§ **RECORD EXTRACTS**
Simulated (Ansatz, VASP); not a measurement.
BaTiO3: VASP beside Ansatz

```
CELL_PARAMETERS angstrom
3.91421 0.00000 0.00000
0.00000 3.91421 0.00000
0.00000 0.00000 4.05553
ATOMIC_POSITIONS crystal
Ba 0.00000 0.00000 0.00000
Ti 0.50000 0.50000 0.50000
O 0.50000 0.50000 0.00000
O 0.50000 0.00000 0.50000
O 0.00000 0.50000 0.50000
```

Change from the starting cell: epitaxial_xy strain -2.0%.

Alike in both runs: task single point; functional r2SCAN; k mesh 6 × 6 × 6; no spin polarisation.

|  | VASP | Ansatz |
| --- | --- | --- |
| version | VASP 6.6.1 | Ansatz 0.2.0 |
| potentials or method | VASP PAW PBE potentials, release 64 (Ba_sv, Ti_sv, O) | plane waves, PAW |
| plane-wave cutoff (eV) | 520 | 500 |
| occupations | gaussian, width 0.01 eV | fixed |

§ **EXERCISE**
The listing must be repeated in full, with nothing altered.

§ **EXERCISE RESPONSE**
Simulated (Ansatz, VASP); not a measurement.
BaTiO3: VASP beside Ansatz

```
CELL_PARAMETERS angstrom
3.91421 0.00000 0.00000
0.00000 3.91421 0.00000
0.00000 0.00000 4.05553
ATOMIC_POSITIONS crystal
Ba 0.00000 0.00000 0.00000
Ti 0.50000 0.50000 0.50000
O 0.50000 0.50000 0.00000
O 0.50000 0.00000 0.50000
O 0.00000 0.50000 0.50000
```

Change from the starting cell: epitaxial_xy strain -2.0%.

Alike in both runs: task single point; functional r2SCAN; k mesh 6 × 6 × 6; no spin polarisation.

|  | VASP | Ansatz |
| --- | --- | --- |
| version | VASP 6.6.1 | Ansatz 0.2.0 |
| potentials or method | VASP PAW PBE potentials, release 64 (Ba_sv, Ti_sv, O) | plane waves, PAW |
| plane-wave cutoff (eV) | 520 | 500 |
| occupations | gaussian, width 0.01 eV | fixed |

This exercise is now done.